───── SUPPLIED DATA

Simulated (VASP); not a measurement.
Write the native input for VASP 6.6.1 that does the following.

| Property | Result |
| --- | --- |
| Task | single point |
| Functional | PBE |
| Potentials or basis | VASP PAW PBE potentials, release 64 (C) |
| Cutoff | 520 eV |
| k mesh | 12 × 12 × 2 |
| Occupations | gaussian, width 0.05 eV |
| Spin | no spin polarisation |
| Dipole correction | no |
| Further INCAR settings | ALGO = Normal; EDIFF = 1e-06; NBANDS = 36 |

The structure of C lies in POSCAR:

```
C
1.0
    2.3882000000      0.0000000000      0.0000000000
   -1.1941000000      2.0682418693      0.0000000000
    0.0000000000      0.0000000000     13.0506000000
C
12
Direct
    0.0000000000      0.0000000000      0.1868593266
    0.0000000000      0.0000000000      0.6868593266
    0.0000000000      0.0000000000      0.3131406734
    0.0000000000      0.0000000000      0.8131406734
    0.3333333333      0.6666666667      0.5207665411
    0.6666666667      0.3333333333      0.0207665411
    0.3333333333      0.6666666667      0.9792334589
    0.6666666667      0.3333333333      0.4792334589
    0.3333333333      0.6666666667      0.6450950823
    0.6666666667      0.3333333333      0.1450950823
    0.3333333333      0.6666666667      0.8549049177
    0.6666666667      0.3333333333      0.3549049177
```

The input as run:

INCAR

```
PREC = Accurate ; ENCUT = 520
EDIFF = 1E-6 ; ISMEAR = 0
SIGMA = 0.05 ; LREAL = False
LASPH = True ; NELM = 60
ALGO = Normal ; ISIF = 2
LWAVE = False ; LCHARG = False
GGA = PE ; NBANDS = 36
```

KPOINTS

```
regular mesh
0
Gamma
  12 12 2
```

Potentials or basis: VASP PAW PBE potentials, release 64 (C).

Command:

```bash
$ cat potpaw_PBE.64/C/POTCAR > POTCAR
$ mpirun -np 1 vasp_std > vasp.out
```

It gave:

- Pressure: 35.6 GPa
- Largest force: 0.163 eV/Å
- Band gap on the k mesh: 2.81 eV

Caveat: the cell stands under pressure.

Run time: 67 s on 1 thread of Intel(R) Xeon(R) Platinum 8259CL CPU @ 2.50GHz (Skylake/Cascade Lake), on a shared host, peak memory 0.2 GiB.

──────────

__ASSIGNMENT__:
Lines from the first one above through the line containing "- Band gap on the k mesh: 2.81 eV" are to be retyped exactly, both included, and nothing more.

__PROBLEM SOLUTION__:
Simulated (VASP); not a measurement.
Write the native input for VASP 6.6.1 that does the following.

| Property | Result |
| --- | --- |
| Task | single point |
| Functional | PBE |
| Potentials or basis | VASP PAW PBE potentials, release 64 (C) |
| Cutoff | 520 eV |
| k mesh | 12 × 12 × 2 |
| Occupations | gaussian, width 0.05 eV |
| Spin | no spin polarisation |
| Dipole correction | no |
| Further INCAR settings | ALGO = Normal; EDIFF = 1e-06; NBANDS = 36 |

The structure of C lies in POSCAR:

```
C
1.0
    2.3882000000      0.0000000000      0.0000000000
   -1.1941000000      2.0682418693      0.0000000000
    0.0000000000      0.0000000000     13.0506000000
C
12
Direct
    0.0000000000      0.0000000000      0.1868593266
    0.0000000000      0.0000000000      0.6868593266
    0.0000000000      0.0000000000      0.3131406734
    0.0000000000      0.0000000000      0.8131406734
    0.3333333333      0.6666666667      0.5207665411
    0.6666666667      0.3333333333      0.0207665411
    0.3333333333      0.6666666667      0.9792334589
    0.6666666667      0.3333333333      0.4792334589
    0.3333333333      0.6666666667      0.6450950823
    0.6666666667      0.3333333333      0.1450950823
    0.3333333333      0.6666666667      0.8549049177
    0.6666666667      0.3333333333      0.3549049177
```

The input as run:

INCAR

```
PREC = Accurate ; ENCUT = 520
EDIFF = 1E-6 ; ISMEAR = 0
SIGMA = 0.05 ; LREAL = False
LASPH = True ; NELM = 60
ALGO = Normal ; ISIF = 2
LWAVE = False ; LCHARG = False
GGA = PE ; NBANDS = 36
```

KPOINTS

```
regular mesh
0
Gamma
  12 12 2
```

Potentials or basis: VASP PAW PBE potentials, release 64 (C).

Command:

```bash
$ cat potpaw_PBE.64/C/POTCAR > POTCAR
$ mpirun -np 1 vasp_std > vasp.out
```

It gave:

- Pressure: 35.6 GPa
- Largest force: 0.163 eV/Å
- Band gap on the k mesh: 2.81 eV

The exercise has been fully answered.